● **Dataset content**:
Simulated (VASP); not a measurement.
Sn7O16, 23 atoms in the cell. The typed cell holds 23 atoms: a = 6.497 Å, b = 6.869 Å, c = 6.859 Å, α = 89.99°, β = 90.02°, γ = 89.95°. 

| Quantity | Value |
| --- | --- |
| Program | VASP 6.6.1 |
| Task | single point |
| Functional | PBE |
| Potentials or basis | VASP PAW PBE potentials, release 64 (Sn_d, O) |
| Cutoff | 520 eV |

● **Brief**: Take the material above and print all of it exactly.

● **Solution**:
Simulated (VASP); not a measurement.
Sn7O16, 23 atoms in the cell. The typed cell holds 23 atoms: a = 6.497 Å, b = 6.869 Å, c = 6.859 Å, α = 89.99°, β = 90.02°, γ = 89.95°. 

| Quantity | Value |
| --- | --- |
| Program | VASP 6.6.1 |
| Task | single point |
| Functional | PBE |
| Potentials or basis | VASP PAW PBE potentials, release 64 (Sn_d, O) |
| Cutoff | 520 eV |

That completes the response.